* **Assigned task**
Return only what lies between the first line of the entries and the line containing "Equilibrium gas composition", both lines included.

==========

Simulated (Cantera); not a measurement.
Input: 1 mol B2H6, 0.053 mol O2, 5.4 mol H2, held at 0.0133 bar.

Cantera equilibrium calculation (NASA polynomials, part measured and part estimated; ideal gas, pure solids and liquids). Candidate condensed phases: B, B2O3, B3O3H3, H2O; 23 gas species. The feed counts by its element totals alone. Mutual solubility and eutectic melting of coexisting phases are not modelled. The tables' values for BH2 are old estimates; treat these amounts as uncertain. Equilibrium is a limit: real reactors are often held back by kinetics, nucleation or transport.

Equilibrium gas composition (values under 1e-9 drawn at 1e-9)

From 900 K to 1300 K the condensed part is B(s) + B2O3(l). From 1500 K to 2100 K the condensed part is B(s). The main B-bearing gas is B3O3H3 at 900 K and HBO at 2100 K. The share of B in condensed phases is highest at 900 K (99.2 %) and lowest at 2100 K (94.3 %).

==========

* **Task result**
Simulated (Cantera); not a measurement.
Input: 1 mol B2H6, 0.053 mol O2, 5.4 mol H2, held at 0.0133 bar.

Cantera equilibrium calculation (NASA polynomials, part measured and part estimated; ideal gas, pure solids and liquids). Candidate condensed phases: B, B2O3, B3O3H3, H2O; 23 gas species. The feed counts by its element totals alone. Mutual solubility and eutectic melting of coexisting phases are not modelled. The tables' values for BH2 are old estimates; treat these amounts as uncertain. Equilibrium is a limit: real reactors are often held back by kinetics, nucleation or transport.

Equilibrium gas composition (values under 1e-9 drawn at 1e-9)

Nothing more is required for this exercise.